No line of the records may be dropped; print them all again exactly.

## DATA EXCERPTS
[Start of Attachment]

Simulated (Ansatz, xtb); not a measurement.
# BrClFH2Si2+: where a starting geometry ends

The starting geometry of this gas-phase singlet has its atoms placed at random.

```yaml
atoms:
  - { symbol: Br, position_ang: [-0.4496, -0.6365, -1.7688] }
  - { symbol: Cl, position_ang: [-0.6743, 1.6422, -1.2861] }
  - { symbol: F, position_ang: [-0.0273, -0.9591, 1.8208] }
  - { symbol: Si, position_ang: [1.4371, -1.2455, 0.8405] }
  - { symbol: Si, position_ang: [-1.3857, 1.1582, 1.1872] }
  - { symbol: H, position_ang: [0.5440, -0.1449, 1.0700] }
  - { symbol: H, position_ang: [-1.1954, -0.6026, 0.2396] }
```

[End of Attachment]

## TASK RESULT
Simulated (Ansatz, xtb); not a measurement.
# BrClFH2Si2+: where a starting geometry ends

The starting geometry of this gas-phase singlet has its atoms placed at random.

```yaml
atoms:
  - { symbol: Br, position_ang: [-0.4496, -0.6365, -1.7688] }
  - { symbol: Cl, position_ang: [-0.6743, 1.6422, -1.2861] }
  - { symbol: F, position_ang: [-0.0273, -0.9591, 1.8208] }
  - { symbol: Si, position_ang: [1.4371, -1.2455, 0.8405] }
  - { symbol: Si, position_ang: [-1.3857, 1.1582, 1.1872] }
  - { symbol: H, position_ang: [0.5440, -0.1449, 1.0700] }
  - { symbol: H, position_ang: [-1.1954, -0.6026, 0.2396] }
```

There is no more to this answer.